**REQUIREMENT**
How do the records below read from their first line through the line containing "Si 9.676 8.1583 25.0604 0.0074 0.0018 -0.0052"? Write those lines out exactly.

(DATA FOR REVIEW Opens)
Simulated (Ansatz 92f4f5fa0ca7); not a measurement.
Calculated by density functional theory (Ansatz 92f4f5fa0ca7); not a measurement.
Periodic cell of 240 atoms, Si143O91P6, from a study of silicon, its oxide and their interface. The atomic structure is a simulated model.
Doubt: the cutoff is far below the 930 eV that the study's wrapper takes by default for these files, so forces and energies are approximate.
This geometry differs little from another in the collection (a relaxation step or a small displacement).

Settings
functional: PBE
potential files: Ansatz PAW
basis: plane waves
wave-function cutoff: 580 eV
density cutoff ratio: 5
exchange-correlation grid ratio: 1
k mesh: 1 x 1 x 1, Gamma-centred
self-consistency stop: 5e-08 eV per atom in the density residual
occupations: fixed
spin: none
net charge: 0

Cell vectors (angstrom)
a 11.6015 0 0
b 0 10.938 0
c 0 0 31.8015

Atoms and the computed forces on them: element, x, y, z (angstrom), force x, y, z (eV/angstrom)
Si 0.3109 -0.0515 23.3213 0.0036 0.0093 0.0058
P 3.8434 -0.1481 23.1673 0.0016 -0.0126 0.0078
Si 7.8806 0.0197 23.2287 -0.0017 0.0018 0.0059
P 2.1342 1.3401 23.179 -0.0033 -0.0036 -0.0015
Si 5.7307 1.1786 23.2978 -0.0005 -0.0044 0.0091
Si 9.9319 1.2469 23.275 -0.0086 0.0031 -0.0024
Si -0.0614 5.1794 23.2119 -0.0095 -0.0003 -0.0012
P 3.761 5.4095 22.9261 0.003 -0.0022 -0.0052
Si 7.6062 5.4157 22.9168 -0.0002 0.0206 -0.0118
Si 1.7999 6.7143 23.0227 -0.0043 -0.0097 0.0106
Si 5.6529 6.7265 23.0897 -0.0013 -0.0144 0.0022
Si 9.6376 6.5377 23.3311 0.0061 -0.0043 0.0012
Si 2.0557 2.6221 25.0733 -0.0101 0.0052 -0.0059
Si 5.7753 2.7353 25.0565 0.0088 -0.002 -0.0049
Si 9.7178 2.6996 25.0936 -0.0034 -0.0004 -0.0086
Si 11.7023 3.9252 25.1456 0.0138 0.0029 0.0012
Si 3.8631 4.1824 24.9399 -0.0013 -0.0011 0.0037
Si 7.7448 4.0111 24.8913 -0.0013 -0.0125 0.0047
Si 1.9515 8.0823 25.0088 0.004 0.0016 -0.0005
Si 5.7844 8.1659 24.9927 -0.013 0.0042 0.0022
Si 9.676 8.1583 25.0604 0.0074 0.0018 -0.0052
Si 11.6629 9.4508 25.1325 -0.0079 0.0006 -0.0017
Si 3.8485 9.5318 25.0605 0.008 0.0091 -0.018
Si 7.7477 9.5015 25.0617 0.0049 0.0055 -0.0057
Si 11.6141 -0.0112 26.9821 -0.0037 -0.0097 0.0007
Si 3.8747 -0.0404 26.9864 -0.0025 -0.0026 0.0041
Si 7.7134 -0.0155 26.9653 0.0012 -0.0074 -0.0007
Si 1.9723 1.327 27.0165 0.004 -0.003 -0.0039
(DATA FOR REVIEW Closes)

**REPLY**
Simulated (Ansatz 92f4f5fa0ca7); not a measurement.
Calculated by density functional theory (Ansatz 92f4f5fa0ca7); not a measurement.
Periodic cell of 240 atoms, Si143O91P6, from a study of silicon, its oxide and their interface. The atomic structure is a simulated model.
Doubt: the cutoff is far below the 930 eV that the study's wrapper takes by default for these files, so forces and energies are approximate.
This geometry differs little from another in the collection (a relaxation step or a small displacement).

Settings
functional: PBE
potential files: Ansatz PAW
basis: plane waves
wave-function cutoff: 580 eV
density cutoff ratio: 5
exchange-correlation grid ratio: 1
k mesh: 1 x 1 x 1, Gamma-centred
self-consistency stop: 5e-08 eV per atom in the density residual
occupations: fixed
spin: none
net charge: 0

Cell vectors (angstrom)
a 11.6015 0 0
b 0 10.938 0
c 0 0 31.8015

Atoms and the computed forces on them: element, x, y, z (angstrom), force x, y, z (eV/angstrom)
Si 0.3109 -0.0515 23.3213 0.0036 0.0093 0.0058
P 3.8434 -0.1481 23.1673 0.0016 -0.0126 0.0078
Si 7.8806 0.0197 23.2287 -0.0017 0.0018 0.0059
P 2.1342 1.3401 23.179 -0.0033 -0.0036 -0.0015
Si 5.7307 1.1786 23.2978 -0.0005 -0.0044 0.0091
Si 9.9319 1.2469 23.275 -0.0086 0.0031 -0.0024
Si -0.0614 5.1794 23.2119 -0.0095 -0.0003 -0.0012
P 3.761 5.4095 22.9261 0.003 -0.0022 -0.0052
Si 7.6062 5.4157 22.9168 -0.0002 0.0206 -0.0118
Si 1.7999 6.7143 23.0227 -0.0043 -0.0097 0.0106
Si 5.6529 6.7265 23.0897 -0.0013 -0.0144 0.0022
Si 9.6376 6.5377 23.3311 0.0061 -0.0043 0.0012
Si 2.0557 2.6221 25.0733 -0.0101 0.0052 -0.0059
Si 5.7753 2.7353 25.0565 0.0088 -0.002 -0.0049
Si 9.7178 2.6996 25.0936 -0.0034 -0.0004 -0.0086
Si 11.7023 3.9252 25.1456 0.0138 0.0029 0.0012
Si 3.8631 4.1824 24.9399 -0.0013 -0.0011 0.0037
Si 7.7448 4.0111 24.8913 -0.0013 -0.0125 0.0047
Si 1.9515 8.0823 25.0088 0.004 0.0016 -0.0005
Si 5.7844 8.1659 24.9927 -0.013 0.0042 0.0022
Si 9.676 8.1583 25.0604 0.0074 0.0018 -0.0052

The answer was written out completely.